### Information shown
—————
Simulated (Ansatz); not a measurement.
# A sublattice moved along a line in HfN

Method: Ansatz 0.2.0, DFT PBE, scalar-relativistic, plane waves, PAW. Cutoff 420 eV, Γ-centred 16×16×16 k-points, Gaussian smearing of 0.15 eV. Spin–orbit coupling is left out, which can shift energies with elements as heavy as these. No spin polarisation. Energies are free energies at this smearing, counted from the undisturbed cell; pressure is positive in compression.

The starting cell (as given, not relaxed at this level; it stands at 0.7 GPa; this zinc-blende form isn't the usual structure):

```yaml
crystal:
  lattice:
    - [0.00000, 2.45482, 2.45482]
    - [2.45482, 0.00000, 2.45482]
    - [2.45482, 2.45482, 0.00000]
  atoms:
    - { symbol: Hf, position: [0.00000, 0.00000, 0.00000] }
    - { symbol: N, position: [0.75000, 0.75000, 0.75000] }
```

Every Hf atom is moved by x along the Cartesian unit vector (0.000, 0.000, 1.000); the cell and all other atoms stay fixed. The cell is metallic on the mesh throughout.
—————

### Work instruction
This exercise needs each record retyped exactly as shown.

### Exercise solution
Simulated (Ansatz); not a measurement.
# A sublattice moved along a line in HfN

Method: Ansatz 0.2.0, DFT PBE, scalar-relativistic, plane waves, PAW. Cutoff 420 eV, Γ-centred 16×16×16 k-points, Gaussian smearing of 0.15 eV. Spin–orbit coupling is left out, which can shift energies with elements as heavy as these. No spin polarisation. Energies are free energies at this smearing, counted from the undisturbed cell; pressure is positive in compression.

The starting cell (as given, not relaxed at this level; it stands at 0.7 GPa; this zinc-blende form isn't the usual structure):

```yaml
crystal:
  lattice:
    - [0.00000, 2.45482, 2.45482]
    - [2.45482, 0.00000, 2.45482]
    - [2.45482, 2.45482, 0.00000]
  atoms:
    - { symbol: Hf, position: [0.00000, 0.00000, 0.00000] }
    - { symbol: N, position: [0.75000, 0.75000, 0.75000] }
```

Every Hf atom is moved by x along the Cartesian unit vector (0.000, 0.000, 1.000); the cell and all other atoms stay fixed. The cell is metallic on the mesh throughout.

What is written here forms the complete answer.